* [Assignment]: Begin at the first line below and copy each line exactly, ending with the line where "- These settings" appears.

* [Data section]:
== Segment start ==
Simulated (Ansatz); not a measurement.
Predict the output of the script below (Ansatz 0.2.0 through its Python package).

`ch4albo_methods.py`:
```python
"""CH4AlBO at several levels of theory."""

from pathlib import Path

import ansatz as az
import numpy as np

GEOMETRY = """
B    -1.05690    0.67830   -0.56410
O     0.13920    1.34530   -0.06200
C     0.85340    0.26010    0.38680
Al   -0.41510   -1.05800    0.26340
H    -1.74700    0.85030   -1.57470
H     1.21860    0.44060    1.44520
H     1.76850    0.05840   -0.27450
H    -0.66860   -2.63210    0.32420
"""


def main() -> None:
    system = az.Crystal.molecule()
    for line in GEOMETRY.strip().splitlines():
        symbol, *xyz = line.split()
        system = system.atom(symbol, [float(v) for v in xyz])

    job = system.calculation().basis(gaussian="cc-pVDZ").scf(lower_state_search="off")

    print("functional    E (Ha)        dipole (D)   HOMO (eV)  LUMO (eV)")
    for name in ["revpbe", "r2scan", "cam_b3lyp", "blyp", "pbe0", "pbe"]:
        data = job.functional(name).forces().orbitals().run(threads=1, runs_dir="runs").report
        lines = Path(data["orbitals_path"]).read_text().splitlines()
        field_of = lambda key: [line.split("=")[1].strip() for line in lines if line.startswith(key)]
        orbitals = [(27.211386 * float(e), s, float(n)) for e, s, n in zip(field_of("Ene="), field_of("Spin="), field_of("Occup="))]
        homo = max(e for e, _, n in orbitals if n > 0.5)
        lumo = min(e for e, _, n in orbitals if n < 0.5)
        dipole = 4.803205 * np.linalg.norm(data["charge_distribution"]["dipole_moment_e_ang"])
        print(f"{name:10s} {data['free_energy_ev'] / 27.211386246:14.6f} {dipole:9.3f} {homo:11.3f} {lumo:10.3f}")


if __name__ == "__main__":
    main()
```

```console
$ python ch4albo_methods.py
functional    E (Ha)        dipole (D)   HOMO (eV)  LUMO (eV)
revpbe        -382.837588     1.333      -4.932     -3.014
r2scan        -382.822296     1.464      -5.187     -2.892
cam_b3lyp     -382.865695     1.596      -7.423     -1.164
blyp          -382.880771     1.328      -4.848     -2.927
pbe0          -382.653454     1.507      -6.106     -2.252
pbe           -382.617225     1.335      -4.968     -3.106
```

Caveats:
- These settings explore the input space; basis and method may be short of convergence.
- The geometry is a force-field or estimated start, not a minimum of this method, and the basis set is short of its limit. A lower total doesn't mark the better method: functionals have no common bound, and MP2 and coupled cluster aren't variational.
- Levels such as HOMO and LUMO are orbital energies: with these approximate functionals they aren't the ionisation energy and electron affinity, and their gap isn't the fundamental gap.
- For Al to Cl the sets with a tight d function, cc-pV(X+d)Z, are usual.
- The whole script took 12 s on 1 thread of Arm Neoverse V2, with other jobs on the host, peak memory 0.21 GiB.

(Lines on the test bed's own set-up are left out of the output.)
== Segment end ==

* [Answer area]:
Simulated (Ansatz); not a measurement.
Predict the output of the script below (Ansatz 0.2.0 through its Python package).

`ch4albo_methods.py`:
```python
"""CH4AlBO at several levels of theory."""

from pathlib import Path

import ansatz as az
import numpy as np

GEOMETRY = """
B    -1.05690    0.67830   -0.56410
O     0.13920    1.34530   -0.06200
C     0.85340    0.26010    0.38680
Al   -0.41510   -1.05800    0.26340
H    -1.74700    0.85030   -1.57470
H     1.21860    0.44060    1.44520
H     1.76850    0.05840   -0.27450
H    -0.66860   -2.63210    0.32420
"""


def main() -> None:
    system = az.Crystal.molecule()
    for line in GEOMETRY.strip().splitlines():
        symbol, *xyz = line.split()
        system = system.atom(symbol, [float(v) for v in xyz])

    job = system.calculation().basis(gaussian="cc-pVDZ").scf(lower_state_search="off")

    print("functional    E (Ha)        dipole (D)   HOMO (eV)  LUMO (eV)")
    for name in ["revpbe", "r2scan", "cam_b3lyp", "blyp", "pbe0", "pbe"]:
        data = job.functional(name).forces().orbitals().run(threads=1, runs_dir="runs").report
        lines = Path(data["orbitals_path"]).read_text().splitlines()
        field_of = lambda key: [line.split("=")[1].strip() for line in lines if line.startswith(key)]
        orbitals = [(27.211386 * float(e), s, float(n)) for e, s, n in zip(field_of("Ene="), field_of("Spin="), field_of("Occup="))]
        homo = max(e for e, _, n in orbitals if n > 0.5)
        lumo = min(e for e, _, n in orbitals if n < 0.5)
        dipole = 4.803205 * np.linalg.norm(data["charge_distribution"]["dipole_moment_e_ang"])
        print(f"{name:10s} {data['free_energy_ev'] / 27.211386246:14.6f} {dipole:9.3f} {homo:11.3f} {lumo:10.3f}")


if __name__ == "__main__":
    main()
```

```console
$ python ch4albo_methods.py
functional    E (Ha)        dipole (D)   HOMO (eV)  LUMO (eV)
revpbe        -382.837588     1.333      -4.932     -3.014
r2scan        -382.822296     1.464      -5.187     -2.892
cam_b3lyp     -382.865695     1.596      -7.423     -1.164
blyp          -382.880771     1.328      -4.848     -2.927
pbe0          -382.653454     1.507      -6.106     -2.252
pbe           -382.617225     1.335      -4.968     -3.106
```

Caveats:
- These settings explore the input space; basis and method may be short of convergence.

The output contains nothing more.